[THE DATA]
○ ○ ○ ○

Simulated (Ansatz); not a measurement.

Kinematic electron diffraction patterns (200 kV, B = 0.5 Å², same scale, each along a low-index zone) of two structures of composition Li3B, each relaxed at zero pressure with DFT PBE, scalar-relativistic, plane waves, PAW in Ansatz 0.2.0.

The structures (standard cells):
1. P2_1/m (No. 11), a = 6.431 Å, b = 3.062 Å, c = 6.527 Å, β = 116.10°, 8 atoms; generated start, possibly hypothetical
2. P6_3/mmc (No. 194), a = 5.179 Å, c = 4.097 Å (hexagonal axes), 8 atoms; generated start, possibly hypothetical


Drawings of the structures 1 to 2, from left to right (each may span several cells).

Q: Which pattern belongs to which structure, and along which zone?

○ ○ ○ ○

[WORK REQUEST] Repeat, word for word, the lines above between the line holding "2. P6_3/mmc (No." and the line holding "Drawings of the", inclusive; omit everything else.

[EXPECTED ANSWER]
2. P6_3/mmc (No. 194), a = 5.179 Å, c = 4.097 Å (hexagonal axes), 8 atoms; generated start, possibly hypothetical


Drawings of the structures 1 to 2, from left to right (each may span several cells).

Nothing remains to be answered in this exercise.